* _Dataset_
● ● ● ● ●

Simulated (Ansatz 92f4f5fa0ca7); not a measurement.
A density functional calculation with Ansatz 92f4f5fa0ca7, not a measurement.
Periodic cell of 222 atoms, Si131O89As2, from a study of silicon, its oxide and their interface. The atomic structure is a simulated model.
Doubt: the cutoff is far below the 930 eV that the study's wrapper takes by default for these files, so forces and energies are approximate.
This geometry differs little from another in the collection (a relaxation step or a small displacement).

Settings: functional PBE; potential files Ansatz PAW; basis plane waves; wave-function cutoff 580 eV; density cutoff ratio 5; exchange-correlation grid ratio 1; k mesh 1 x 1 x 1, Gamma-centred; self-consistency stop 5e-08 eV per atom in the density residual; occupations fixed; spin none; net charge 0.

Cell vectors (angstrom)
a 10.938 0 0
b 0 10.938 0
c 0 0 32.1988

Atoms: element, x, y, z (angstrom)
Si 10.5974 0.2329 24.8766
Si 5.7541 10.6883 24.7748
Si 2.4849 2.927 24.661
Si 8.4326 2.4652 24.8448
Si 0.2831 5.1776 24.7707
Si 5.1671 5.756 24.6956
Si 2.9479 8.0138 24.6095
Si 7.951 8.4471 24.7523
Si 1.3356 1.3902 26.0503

● ● ● ● ●

* _Task item_
Every line of the data must appear again in the answer, exactly as written.

* _Problem solution_
Simulated (Ansatz 92f4f5fa0ca7); not a measurement.
A density functional calculation with Ansatz 92f4f5fa0ca7, not a measurement.
Periodic cell of 222 atoms, Si131O89As2, from a study of silicon, its oxide and their interface. The atomic structure is a simulated model.
Doubt: the cutoff is far below the 930 eV that the study's wrapper takes by default for these files, so forces and energies are approximate.
This geometry differs little from another in the collection (a relaxation step or a small displacement).

Settings: functional PBE; potential files Ansatz PAW; basis plane waves; wave-function cutoff 580 eV; density cutoff ratio 5; exchange-correlation grid ratio 1; k mesh 1 x 1 x 1, Gamma-centred; self-consistency stop 5e-08 eV per atom in the density residual; occupations fixed; spin none; net charge 0.

Cell vectors (angstrom)
a 10.938 0 0
b 0 10.938 0
c 0 0 32.1988

Atoms: element, x, y, z (angstrom)
Si 10.5974 0.2329 24.8766
Si 5.7541 10.6883 24.7748
Si 2.4849 2.927 24.661
Si 8.4326 2.4652 24.8448
Si 0.2831 5.1776 24.7707
Si 5.1671 5.756 24.6956
Si 2.9479 8.0138 24.6095
Si 7.951 8.4471 24.7523
Si 1.3356 1.3902 26.0503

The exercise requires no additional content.